>>
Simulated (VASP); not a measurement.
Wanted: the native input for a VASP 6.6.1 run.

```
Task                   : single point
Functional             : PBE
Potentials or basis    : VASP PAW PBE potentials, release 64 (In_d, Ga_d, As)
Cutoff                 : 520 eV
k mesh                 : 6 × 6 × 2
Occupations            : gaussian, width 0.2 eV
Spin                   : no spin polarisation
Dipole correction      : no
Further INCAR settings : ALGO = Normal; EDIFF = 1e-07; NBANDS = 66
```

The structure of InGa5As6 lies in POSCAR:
<<

■ Activity
Print out all the entries precisely as written.

■ Answer box
Simulated (VASP); not a measurement.
Wanted: the native input for a VASP 6.6.1 run.

```
Task                   : single point
Functional             : PBE
Potentials or basis    : VASP PAW PBE potentials, release 64 (In_d, Ga_d, As)
Cutoff                 : 520 eV
k mesh                 : 6 × 6 × 2
Occupations            : gaussian, width 0.2 eV
Spin                   : no spin polarisation
Dipole correction      : no
Further INCAR settings : ALGO = Normal; EDIFF = 1e-07; NBANDS = 66
```

The structure of InGa5As6 lies in POSCAR:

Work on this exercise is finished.